Each line of the material, from the first through the one containing "Minority-electron transport through", is to be written out exactly.

Data for review:
· · · ·

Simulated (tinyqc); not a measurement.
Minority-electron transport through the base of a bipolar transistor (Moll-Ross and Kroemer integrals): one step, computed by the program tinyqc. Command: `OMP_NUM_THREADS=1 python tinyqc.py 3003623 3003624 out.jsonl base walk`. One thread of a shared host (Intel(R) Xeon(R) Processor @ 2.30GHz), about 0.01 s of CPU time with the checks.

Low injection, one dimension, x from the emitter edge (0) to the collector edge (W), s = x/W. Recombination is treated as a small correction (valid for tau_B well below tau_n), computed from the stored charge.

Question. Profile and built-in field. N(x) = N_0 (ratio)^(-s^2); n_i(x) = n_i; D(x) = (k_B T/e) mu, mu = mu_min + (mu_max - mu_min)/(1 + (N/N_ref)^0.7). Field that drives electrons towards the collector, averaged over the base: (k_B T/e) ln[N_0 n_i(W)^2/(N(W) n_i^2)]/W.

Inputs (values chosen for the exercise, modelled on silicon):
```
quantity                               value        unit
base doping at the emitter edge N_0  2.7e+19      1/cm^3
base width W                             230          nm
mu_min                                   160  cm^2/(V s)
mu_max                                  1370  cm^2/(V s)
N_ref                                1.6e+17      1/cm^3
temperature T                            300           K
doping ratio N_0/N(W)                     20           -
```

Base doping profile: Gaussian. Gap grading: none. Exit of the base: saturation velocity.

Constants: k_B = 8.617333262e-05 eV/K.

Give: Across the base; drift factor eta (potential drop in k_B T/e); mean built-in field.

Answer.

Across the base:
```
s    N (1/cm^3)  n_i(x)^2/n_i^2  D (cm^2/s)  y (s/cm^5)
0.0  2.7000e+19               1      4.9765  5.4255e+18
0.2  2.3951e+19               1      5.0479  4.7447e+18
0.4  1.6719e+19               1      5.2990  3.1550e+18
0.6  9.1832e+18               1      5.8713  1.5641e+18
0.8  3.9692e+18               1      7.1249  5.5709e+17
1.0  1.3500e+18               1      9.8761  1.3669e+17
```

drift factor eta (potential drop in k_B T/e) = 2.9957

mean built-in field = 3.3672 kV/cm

· · · ·

Response:
Simulated (tinyqc); not a measurement.
Minority-electron transport through the base of a bipolar transistor (Moll-Ross and Kroemer integrals): one step, computed by the program tinyqc. Command: `OMP_NUM_THREADS=1 python tinyqc.py 3003623 3003624 out.jsonl base walk`. One thread of a shared host (Intel(R) Xeon(R) Processor @ 2.30GHz), about 0.01 s of CPU time with the checks.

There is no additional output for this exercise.